## Required action
The records follow. Give them all back exactly.

*** Listed records Section Begins ***

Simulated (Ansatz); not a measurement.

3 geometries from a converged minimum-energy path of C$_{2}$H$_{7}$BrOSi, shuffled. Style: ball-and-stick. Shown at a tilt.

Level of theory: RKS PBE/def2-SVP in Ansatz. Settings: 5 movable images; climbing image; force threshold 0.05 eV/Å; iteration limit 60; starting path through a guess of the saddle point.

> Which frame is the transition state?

*** Listed records Section Ends ***

## Task answer
Simulated (Ansatz); not a measurement.

3 geometries from a converged minimum-energy path of C$_{2}$H$_{7}$BrOSi, shuffled. Style: ball-and-stick. Shown at a tilt.

Level of theory: RKS PBE/def2-SVP in Ansatz. Settings: 5 movable images; climbing image; force threshold 0.05 eV/Å; iteration limit 60; starting path through a guess of the saddle point.

> Which frame is the transition state?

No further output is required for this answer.